★ ★ ★ ★ ★

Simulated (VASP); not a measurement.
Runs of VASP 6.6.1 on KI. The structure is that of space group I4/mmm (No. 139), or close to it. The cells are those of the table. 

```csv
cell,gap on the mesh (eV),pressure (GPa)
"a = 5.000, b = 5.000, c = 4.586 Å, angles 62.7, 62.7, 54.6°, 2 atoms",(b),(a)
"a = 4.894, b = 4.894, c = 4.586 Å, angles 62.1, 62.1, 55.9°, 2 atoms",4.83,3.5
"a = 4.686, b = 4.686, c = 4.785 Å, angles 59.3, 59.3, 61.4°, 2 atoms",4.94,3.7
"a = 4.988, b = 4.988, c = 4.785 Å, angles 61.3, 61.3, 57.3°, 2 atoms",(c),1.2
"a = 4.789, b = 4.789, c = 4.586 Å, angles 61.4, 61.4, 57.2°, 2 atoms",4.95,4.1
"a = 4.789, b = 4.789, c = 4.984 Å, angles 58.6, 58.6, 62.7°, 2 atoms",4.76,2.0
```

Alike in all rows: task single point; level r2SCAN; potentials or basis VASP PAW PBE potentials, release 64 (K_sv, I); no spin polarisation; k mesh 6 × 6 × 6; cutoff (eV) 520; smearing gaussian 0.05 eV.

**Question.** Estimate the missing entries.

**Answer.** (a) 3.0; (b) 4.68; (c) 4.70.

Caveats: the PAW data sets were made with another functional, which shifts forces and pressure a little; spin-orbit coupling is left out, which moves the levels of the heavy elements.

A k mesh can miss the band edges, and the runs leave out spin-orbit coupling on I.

★ ★ ★ ★ ★

### Exercise:
Keep to the lines above, from the first one through the line where "4.68; (c) 4.70." appears, and copy them exactly.

### Exercise output:
Simulated (VASP); not a measurement.
Runs of VASP 6.6.1 on KI. The structure is that of space group I4/mmm (No. 139), or close to it. The cells are those of the table. 

```csv
cell,gap on the mesh (eV),pressure (GPa)
"a = 5.000, b = 5.000, c = 4.586 Å, angles 62.7, 62.7, 54.6°, 2 atoms",(b),(a)
"a = 4.894, b = 4.894, c = 4.586 Å, angles 62.1, 62.1, 55.9°, 2 atoms",4.83,3.5
"a = 4.686, b = 4.686, c = 4.785 Å, angles 59.3, 59.3, 61.4°, 2 atoms",4.94,3.7
"a = 4.988, b = 4.988, c = 4.785 Å, angles 61.3, 61.3, 57.3°, 2 atoms",(c),1.2
"a = 4.789, b = 4.789, c = 4.586 Å, angles 61.4, 61.4, 57.2°, 2 atoms",4.95,4.1
"a = 4.789, b = 4.789, c = 4.984 Å, angles 58.6, 58.6, 62.7°, 2 atoms",4.76,2.0
```

Alike in all rows: task single point; level r2SCAN; potentials or basis VASP PAW PBE potentials, release 64 (K_sv, I); no spin polarisation; k mesh 6 × 6 × 6; cutoff (eV) 520; smearing gaussian 0.05 eV.

**Question.** Estimate the missing entries.

**Answer.** (a) 3.0; (b) 4.68; (c) 4.70.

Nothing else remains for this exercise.